REQUIRED ACTION -
Find the line in the entries below that contains "A VASP calculation". Repeat it exactly, and every line after it through the line that contains "Output of the".

EXERCISE DATA -
....

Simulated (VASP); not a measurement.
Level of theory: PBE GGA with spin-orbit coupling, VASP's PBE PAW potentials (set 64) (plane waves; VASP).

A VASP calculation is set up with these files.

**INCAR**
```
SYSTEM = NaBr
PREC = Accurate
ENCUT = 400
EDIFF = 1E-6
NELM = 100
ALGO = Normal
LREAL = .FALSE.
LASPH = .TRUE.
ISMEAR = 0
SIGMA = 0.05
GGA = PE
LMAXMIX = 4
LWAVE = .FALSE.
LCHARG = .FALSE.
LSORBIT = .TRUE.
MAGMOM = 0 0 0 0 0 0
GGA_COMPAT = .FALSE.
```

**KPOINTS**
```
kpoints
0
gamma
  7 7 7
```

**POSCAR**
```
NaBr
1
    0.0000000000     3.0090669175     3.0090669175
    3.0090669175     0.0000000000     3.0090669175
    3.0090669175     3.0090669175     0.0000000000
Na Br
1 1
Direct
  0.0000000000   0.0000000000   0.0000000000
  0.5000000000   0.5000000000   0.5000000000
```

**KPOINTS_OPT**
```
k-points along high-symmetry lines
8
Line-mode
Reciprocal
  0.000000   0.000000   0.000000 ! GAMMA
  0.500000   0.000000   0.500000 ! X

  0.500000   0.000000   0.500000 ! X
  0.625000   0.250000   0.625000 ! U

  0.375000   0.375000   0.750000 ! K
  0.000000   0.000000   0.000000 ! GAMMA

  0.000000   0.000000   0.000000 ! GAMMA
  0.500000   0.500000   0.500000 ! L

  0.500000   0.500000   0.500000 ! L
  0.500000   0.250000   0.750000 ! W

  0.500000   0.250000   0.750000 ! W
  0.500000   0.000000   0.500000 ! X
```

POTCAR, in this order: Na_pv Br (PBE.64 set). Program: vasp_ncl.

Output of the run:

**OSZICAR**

....

EXERCISE OUTPUT -
A VASP calculation is set up with these files.

**INCAR**
```
SYSTEM = NaBr
PREC = Accurate
ENCUT = 400
EDIFF = 1E-6
NELM = 100
ALGO = Normal
LREAL = .FALSE.
LASPH = .TRUE.
ISMEAR = 0
SIGMA = 0.05
GGA = PE
LMAXMIX = 4
LWAVE = .FALSE.
LCHARG = .FALSE.
LSORBIT = .TRUE.
MAGMOM = 0 0 0 0 0 0
GGA_COMPAT = .FALSE.
```

**KPOINTS**
```
kpoints
0
gamma
  7 7 7
```

**POSCAR**
```
NaBr
1
    0.0000000000     3.0090669175     3.0090669175
    3.0090669175     0.0000000000     3.0090669175
    3.0090669175     3.0090669175     0.0000000000
Na Br
1 1
Direct
  0.0000000000   0.0000000000   0.0000000000
  0.5000000000   0.5000000000   0.5000000000
```

**KPOINTS_OPT**
```
k-points along high-symmetry lines
8
Line-mode
Reciprocal
  0.000000   0.000000   0.000000 ! GAMMA
  0.500000   0.000000   0.500000 ! X

  0.500000   0.000000   0.500000 ! X
  0.625000   0.250000   0.625000 ! U

  0.375000   0.375000   0.750000 ! K
  0.000000   0.000000   0.000000 ! GAMMA

  0.000000   0.000000   0.000000 ! GAMMA
  0.500000   0.500000   0.500000 ! L

  0.500000   0.500000   0.500000 ! L
  0.500000   0.250000   0.750000 ! W

  0.500000   0.250000   0.750000 ! W
  0.500000   0.000000   0.500000 ! X
```

POTCAR, in this order: Na_pv Br (PBE.64 set). Program: vasp_ncl.

Output of the run:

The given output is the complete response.